Provided data -
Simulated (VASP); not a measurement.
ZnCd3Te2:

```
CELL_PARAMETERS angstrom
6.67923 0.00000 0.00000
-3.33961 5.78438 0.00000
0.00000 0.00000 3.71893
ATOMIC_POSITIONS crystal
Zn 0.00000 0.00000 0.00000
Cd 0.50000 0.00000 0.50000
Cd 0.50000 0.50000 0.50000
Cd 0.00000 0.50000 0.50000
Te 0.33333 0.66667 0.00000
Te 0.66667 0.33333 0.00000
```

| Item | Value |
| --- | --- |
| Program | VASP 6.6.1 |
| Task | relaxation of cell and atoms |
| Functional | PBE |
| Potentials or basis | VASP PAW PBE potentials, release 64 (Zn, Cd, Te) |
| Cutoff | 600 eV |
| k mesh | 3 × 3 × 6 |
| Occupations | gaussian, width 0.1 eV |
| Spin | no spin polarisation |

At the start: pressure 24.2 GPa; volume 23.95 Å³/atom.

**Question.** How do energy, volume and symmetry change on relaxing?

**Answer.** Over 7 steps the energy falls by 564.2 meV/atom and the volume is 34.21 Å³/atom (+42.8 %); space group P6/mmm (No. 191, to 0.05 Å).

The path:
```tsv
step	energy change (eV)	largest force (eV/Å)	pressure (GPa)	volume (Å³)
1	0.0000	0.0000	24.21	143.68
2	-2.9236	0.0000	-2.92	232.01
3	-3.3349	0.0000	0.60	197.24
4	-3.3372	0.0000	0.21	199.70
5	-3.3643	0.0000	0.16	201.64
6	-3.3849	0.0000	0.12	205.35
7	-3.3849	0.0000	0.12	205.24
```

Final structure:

Requirement - Output only an exact transcription of the lines above from the one with "Functional | PBE |" up to and including the one with "change on relaxing?".

Answer section -
| Functional | PBE |
| Potentials or basis | VASP PAW PBE potentials, release 64 (Zn, Cd, Te) |
| Cutoff | 600 eV |
| k mesh | 3 × 3 × 6 |
| Occupations | gaussian, width 0.1 eV |
| Spin | no spin polarisation |

At the start: pressure 24.2 GPa; volume 23.95 Å³/atom.

**Question.** How do energy, volume and symmetry change on relaxing?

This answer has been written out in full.